== Listed records ==
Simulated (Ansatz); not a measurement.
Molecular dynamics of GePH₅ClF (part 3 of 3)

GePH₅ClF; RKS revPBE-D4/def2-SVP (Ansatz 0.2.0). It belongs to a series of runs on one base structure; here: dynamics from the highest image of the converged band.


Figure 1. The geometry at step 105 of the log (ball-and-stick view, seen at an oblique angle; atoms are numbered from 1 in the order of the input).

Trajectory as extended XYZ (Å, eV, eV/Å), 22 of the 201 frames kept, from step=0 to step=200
===

■ Work item ■
Exact copies of the lines from the start of the data up to the line holding "Figure 1. The", both included, are all that is needed.

■ Reply ■
Simulated (Ansatz); not a measurement.
Molecular dynamics of GePH₅ClF (part 3 of 3)

GePH₅ClF; RKS revPBE-D4/def2-SVP (Ansatz 0.2.0). It belongs to a series of runs on one base structure; here: dynamics from the highest image of the converged band.


Figure 1. The geometry at step 105 of the log (ball-and-stick view, seen at an oblique angle; atoms are numbered from 1 in the order of the input).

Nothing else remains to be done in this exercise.